§ **DATA EXTRACTS**
-----

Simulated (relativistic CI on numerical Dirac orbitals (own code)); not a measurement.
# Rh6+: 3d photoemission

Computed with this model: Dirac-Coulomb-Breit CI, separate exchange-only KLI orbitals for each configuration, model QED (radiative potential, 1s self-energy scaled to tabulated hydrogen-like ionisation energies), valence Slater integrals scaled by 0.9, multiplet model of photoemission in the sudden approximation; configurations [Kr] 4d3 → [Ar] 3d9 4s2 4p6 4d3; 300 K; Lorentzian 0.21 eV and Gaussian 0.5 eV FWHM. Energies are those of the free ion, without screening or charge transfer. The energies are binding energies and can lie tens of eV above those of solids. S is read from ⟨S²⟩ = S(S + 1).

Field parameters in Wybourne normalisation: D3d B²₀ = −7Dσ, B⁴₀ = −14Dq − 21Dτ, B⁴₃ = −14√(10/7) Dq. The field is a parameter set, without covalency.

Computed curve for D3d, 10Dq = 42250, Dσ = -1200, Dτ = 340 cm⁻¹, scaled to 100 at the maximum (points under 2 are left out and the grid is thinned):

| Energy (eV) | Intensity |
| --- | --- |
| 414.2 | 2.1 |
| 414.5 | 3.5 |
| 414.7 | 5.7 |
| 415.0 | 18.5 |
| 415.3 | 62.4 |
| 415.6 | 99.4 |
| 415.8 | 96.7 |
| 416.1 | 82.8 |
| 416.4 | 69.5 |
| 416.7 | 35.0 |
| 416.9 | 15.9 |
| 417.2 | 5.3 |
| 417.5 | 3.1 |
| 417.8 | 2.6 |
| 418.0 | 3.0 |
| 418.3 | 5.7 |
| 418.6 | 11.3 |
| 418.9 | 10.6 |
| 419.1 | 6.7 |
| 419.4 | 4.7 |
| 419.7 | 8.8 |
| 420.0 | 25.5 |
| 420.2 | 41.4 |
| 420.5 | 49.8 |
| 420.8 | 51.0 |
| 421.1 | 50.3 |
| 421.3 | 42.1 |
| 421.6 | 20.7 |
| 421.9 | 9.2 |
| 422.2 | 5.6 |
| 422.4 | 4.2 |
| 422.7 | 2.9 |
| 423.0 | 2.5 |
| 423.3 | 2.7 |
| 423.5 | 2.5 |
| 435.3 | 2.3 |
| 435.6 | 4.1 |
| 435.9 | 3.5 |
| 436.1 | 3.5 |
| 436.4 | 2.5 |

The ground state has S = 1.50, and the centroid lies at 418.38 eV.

-----

Where the listing above reaches the line that contains "416.4 | 69.5 |", start retyping, and finish with the line that contains "436.4 | 2.5 |"; reproduce those lines exactly and no others.

| 416.4 | 69.5 |
| 416.7 | 35.0 |
| 416.9 | 15.9 |
| 417.2 | 5.3 |
| 417.5 | 3.1 |
| 417.8 | 2.6 |
| 418.0 | 3.0 |
| 418.3 | 5.7 |
| 418.6 | 11.3 |
| 418.9 | 10.6 |
| 419.1 | 6.7 |
| 419.4 | 4.7 |
| 419.7 | 8.8 |
| 420.0 | 25.5 |
| 420.2 | 41.4 |
| 420.5 | 49.8 |
| 420.8 | 51.0 |
| 421.1 | 50.3 |
| 421.3 | 42.1 |
| 421.6 | 20.7 |
| 421.9 | 9.2 |
| 422.2 | 5.6 |
| 422.4 | 4.2 |
| 422.7 | 2.9 |
| 423.0 | 2.5 |
| 423.3 | 2.7 |
| 423.5 | 2.5 |
| 435.3 | 2.3 |
| 435.6 | 4.1 |
| 435.9 | 3.5 |
| 436.1 | 3.5 |
| 436.4 | 2.5 |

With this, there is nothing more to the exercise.